*** Data extract Section Begins ***

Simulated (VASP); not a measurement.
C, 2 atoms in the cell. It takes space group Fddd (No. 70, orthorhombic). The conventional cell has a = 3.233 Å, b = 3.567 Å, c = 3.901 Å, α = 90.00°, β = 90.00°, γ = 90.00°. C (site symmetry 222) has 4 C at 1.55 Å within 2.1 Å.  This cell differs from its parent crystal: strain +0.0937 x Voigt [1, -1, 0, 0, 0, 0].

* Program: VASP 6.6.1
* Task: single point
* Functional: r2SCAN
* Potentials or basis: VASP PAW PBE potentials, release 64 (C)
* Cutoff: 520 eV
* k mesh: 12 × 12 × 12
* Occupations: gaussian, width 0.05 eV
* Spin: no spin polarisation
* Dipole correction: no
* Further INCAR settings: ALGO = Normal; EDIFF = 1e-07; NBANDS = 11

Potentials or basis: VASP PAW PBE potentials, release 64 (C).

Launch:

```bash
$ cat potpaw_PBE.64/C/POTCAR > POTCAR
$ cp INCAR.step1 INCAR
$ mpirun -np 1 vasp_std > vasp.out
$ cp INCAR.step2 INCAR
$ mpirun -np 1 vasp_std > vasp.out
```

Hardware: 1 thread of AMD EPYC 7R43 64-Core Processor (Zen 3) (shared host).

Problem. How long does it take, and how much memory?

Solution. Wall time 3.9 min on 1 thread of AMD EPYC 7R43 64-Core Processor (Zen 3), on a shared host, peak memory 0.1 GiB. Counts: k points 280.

*** Data extract Section Ends ***

→ Activity
Start with the line above that contains "Potentials or basis: VASP PAW PBE potentials, release 64 (C)." and stop after the line that contains "Problem. How long". Output those lines exactly, and only those.

→ Task output
Potentials or basis: VASP PAW PBE potentials, release 64 (C).

Launch:

```bash
$ cat potpaw_PBE.64/C/POTCAR > POTCAR
$ cp INCAR.step1 INCAR
$ mpirun -np 1 vasp_std > vasp.out
$ cp INCAR.step2 INCAR
$ mpirun -np 1 vasp_std > vasp.out
```

Hardware: 1 thread of AMD EPYC 7R43 64-Core Processor (Zen 3) (shared host).

Problem. How long does it take, and how much memory?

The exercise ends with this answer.